WORK TASK - Write the entries out again. Each one must match exactly.

STORED DATA -
Start of Block
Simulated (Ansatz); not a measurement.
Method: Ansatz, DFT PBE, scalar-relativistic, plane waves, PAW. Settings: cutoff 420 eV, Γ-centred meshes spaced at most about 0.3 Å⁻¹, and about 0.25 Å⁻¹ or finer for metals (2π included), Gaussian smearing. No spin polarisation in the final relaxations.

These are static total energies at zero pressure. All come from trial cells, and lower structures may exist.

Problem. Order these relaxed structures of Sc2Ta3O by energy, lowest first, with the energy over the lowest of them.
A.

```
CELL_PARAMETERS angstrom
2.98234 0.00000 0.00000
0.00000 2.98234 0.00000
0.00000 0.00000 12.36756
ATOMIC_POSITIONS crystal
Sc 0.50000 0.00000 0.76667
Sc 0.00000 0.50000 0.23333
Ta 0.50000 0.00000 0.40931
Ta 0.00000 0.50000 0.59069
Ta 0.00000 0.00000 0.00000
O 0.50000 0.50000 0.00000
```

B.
End of Block

RESPONSE AREA -
Simulated (Ansatz); not a measurement.
Method: Ansatz, DFT PBE, scalar-relativistic, plane waves, PAW. Settings: cutoff 420 eV, Γ-centred meshes spaced at most about 0.3 Å⁻¹, and about 0.25 Å⁻¹ or finer for metals (2π included), Gaussian smearing. No spin polarisation in the final relaxations.

These are static total energies at zero pressure. All come from trial cells, and lower structures may exist.

Problem. Order these relaxed structures of Sc2Ta3O by energy, lowest first, with the energy over the lowest of them.
A.

```
CELL_PARAMETERS angstrom
2.98234 0.00000 0.00000
0.00000 2.98234 0.00000
0.00000 0.00000 12.36756
ATOMIC_POSITIONS crystal
Sc 0.50000 0.00000 0.76667
Sc 0.00000 0.50000 0.23333
Ta 0.50000 0.00000 0.40931
Ta 0.00000 0.50000 0.59069
Ta 0.00000 0.00000 0.00000
O 0.50000 0.50000 0.00000
```

B.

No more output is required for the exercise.